Data listing:
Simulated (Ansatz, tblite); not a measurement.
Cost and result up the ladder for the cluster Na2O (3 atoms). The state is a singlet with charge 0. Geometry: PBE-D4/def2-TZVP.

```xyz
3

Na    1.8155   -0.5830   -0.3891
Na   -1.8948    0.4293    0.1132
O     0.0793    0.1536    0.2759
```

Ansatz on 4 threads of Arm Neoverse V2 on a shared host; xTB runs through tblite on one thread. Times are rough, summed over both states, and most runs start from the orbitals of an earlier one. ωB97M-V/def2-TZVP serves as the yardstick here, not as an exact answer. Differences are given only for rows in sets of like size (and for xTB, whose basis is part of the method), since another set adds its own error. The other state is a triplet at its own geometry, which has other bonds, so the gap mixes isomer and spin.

Exercise: Repeat every record, keeping each word and mark exactly as it is.

Task solution:
Simulated (Ansatz, tblite); not a measurement.
Cost and result up the ladder for the cluster Na2O (3 atoms). The state is a singlet with charge 0. Geometry: PBE-D4/def2-TZVP.

```xyz
3

Na    1.8155   -0.5830   -0.3891
Na   -1.8948    0.4293    0.1132
O     0.0793    0.1536    0.2759
```

Ansatz on 4 threads of Arm Neoverse V2 on a shared host; xTB runs through tblite on one thread. Times are rough, summed over both states, and most runs start from the orbitals of an earlier one. ωB97M-V/def2-TZVP serves as the yardstick here, not as an exact answer. Differences are given only for rows in sets of like size (and for xTB, whose basis is part of the method), since another set adds its own error. The other state is a triplet at its own geometry, which has other bonds, so the gap mixes isomer and spin.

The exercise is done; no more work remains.